__Data for review__
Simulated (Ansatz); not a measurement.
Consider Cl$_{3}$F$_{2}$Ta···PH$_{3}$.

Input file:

__Required action__
The records above must be transcribed line for line, exactly.

__Written response__
Simulated (Ansatz); not a measurement.
Consider Cl$_{3}$F$_{2}$Ta···PH$_{3}$.

Input file:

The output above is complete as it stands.